#####

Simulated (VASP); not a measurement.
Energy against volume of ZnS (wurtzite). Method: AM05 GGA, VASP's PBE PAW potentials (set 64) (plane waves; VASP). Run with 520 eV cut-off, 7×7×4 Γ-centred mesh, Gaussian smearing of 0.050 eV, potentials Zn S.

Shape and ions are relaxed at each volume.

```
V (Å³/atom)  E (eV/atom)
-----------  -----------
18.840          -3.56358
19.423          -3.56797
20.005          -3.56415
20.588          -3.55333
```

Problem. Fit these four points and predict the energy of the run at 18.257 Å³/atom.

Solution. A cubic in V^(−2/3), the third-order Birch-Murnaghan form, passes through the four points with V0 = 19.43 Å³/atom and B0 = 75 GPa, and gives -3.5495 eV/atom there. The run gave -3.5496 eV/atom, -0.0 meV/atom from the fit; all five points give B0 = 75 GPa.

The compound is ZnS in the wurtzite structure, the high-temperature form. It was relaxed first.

#####

▶ Work request:
Take the entries above and copy them exactly from the first line through the line with "Solution. A cubic"; leave out every line after it.

▶ Answer space:
Simulated (VASP); not a measurement.
Energy against volume of ZnS (wurtzite). Method: AM05 GGA, VASP's PBE PAW potentials (set 64) (plane waves; VASP). Run with 520 eV cut-off, 7×7×4 Γ-centred mesh, Gaussian smearing of 0.050 eV, potentials Zn S.

Shape and ions are relaxed at each volume.

```
V (Å³/atom)  E (eV/atom)
-----------  -----------
18.840          -3.56358
19.423          -3.56797
20.005          -3.56415
20.588          -3.55333
```

Problem. Fit these four points and predict the energy of the run at 18.257 Å³/atom.

Solution. A cubic in V^(−2/3), the third-order Birch-Murnaghan form, passes through the four points with V0 = 19.43 Å³/atom and B0 = 75 GPa, and gives -3.5495 eV/atom there. The run gave -3.5496 eV/atom, -0.0 meV/atom from the fit; all five points give B0 = 75 GPa.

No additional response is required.